• _PROVIDED RECORDS_:
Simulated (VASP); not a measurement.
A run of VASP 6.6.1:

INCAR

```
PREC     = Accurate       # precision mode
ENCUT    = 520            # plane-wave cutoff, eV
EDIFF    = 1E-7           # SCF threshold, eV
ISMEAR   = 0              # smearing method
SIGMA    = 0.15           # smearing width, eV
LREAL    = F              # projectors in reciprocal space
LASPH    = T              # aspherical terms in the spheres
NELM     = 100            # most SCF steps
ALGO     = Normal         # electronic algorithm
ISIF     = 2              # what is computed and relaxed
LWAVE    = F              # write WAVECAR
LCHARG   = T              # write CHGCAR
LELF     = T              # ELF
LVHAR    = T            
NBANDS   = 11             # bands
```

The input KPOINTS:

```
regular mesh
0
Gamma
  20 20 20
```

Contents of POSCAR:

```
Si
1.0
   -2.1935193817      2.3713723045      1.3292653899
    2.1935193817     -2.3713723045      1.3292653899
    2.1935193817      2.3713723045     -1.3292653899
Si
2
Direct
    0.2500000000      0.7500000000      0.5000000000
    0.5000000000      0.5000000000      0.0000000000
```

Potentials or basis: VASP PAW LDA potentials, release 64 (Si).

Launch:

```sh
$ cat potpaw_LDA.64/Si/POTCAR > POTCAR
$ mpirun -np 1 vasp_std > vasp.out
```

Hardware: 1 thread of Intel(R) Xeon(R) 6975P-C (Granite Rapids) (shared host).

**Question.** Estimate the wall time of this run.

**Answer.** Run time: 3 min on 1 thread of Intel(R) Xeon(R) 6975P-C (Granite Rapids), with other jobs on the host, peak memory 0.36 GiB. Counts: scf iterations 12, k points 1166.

• _ASSIGNMENT_: Each line from the beginning of the entries to the line with "of this run." must be repeated exactly, with both end lines kept and no other lines given.

• _WRITTEN RESPONSE_:
Simulated (VASP); not a measurement.
A run of VASP 6.6.1:

INCAR

```
PREC     = Accurate       # precision mode
ENCUT    = 520            # plane-wave cutoff, eV
EDIFF    = 1E-7           # SCF threshold, eV
ISMEAR   = 0              # smearing method
SIGMA    = 0.15           # smearing width, eV
LREAL    = F              # projectors in reciprocal space
LASPH    = T              # aspherical terms in the spheres
NELM     = 100            # most SCF steps
ALGO     = Normal         # electronic algorithm
ISIF     = 2              # what is computed and relaxed
LWAVE    = F              # write WAVECAR
LCHARG   = T              # write CHGCAR
LELF     = T              # ELF
LVHAR    = T            
NBANDS   = 11             # bands
```

The input KPOINTS:

```
regular mesh
0
Gamma
  20 20 20
```

Contents of POSCAR:

```
Si
1.0
   -2.1935193817      2.3713723045      1.3292653899
    2.1935193817     -2.3713723045      1.3292653899
    2.1935193817      2.3713723045     -1.3292653899
Si
2
Direct
    0.2500000000      0.7500000000      0.5000000000
    0.5000000000      0.5000000000      0.0000000000
```

Potentials or basis: VASP PAW LDA potentials, release 64 (Si).

Launch:

```sh
$ cat potpaw_LDA.64/Si/POTCAR > POTCAR
$ mpirun -np 1 vasp_std > vasp.out
```

Hardware: 1 thread of Intel(R) Xeon(R) 6975P-C (Granite Rapids) (shared host).

**Question.** Estimate the wall time of this run.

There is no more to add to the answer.